» Given entries:
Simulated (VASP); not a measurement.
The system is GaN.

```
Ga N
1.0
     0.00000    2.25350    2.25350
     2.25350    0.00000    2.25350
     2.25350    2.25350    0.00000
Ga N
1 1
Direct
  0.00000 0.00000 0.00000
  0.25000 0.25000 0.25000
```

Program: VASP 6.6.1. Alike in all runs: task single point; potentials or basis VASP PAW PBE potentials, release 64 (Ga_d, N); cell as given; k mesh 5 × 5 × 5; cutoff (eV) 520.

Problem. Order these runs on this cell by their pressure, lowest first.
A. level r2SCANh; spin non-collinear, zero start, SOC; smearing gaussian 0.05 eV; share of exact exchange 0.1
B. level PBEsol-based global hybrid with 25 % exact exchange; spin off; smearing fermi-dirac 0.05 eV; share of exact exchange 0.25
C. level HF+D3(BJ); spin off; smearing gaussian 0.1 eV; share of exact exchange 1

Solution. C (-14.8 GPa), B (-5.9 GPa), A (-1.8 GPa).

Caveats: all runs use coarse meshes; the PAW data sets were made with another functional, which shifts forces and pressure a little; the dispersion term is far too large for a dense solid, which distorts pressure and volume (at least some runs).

» Assignment: Each line from the beginning of the entries to the line with "C. level HF+D3(BJ);" must be repeated exactly, with both end lines kept and no other lines given.

» Response box:
Simulated (VASP); not a measurement.
The system is GaN.

```
Ga N
1.0
     0.00000    2.25350    2.25350
     2.25350    0.00000    2.25350
     2.25350    2.25350    0.00000
Ga N
1 1
Direct
  0.00000 0.00000 0.00000
  0.25000 0.25000 0.25000
```

Program: VASP 6.6.1. Alike in all runs: task single point; potentials or basis VASP PAW PBE potentials, release 64 (Ga_d, N); cell as given; k mesh 5 × 5 × 5; cutoff (eV) 520.

Problem. Order these runs on this cell by their pressure, lowest first.
A. level r2SCANh; spin non-collinear, zero start, SOC; smearing gaussian 0.05 eV; share of exact exchange 0.1
B. level PBEsol-based global hybrid with 25 % exact exchange; spin off; smearing fermi-dirac 0.05 eV; share of exact exchange 0.25
C. level HF+D3(BJ); spin off; smearing gaussian 0.1 eV; share of exact exchange 1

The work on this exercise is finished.